================================

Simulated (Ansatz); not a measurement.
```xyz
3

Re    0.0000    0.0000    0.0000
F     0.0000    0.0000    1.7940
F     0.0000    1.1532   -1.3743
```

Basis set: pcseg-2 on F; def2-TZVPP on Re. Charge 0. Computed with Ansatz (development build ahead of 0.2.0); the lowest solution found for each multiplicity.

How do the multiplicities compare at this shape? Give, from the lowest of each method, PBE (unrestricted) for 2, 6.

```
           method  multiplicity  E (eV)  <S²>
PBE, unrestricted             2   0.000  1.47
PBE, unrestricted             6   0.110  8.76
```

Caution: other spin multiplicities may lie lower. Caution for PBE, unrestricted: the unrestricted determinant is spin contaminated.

================================

Assigned task:
An identical copy of the preceding records should be returned.

Written answer:
Simulated (Ansatz); not a measurement.
```xyz
3

Re    0.0000    0.0000    0.0000
F     0.0000    0.0000    1.7940
F     0.0000    1.1532   -1.3743
```

Basis set: pcseg-2 on F; def2-TZVPP on Re. Charge 0. Computed with Ansatz (development build ahead of 0.2.0); the lowest solution found for each multiplicity.

How do the multiplicities compare at this shape? Give, from the lowest of each method, PBE (unrestricted) for 2, 6.

```
           method  multiplicity  E (eV)  <S²>
PBE, unrestricted             2   0.000  1.47
PBE, unrestricted             6   0.110  8.76
```

Caution: other spin multiplicities may lie lower. Caution for PBE, unrestricted: the unrestricted determinant is spin contaminated.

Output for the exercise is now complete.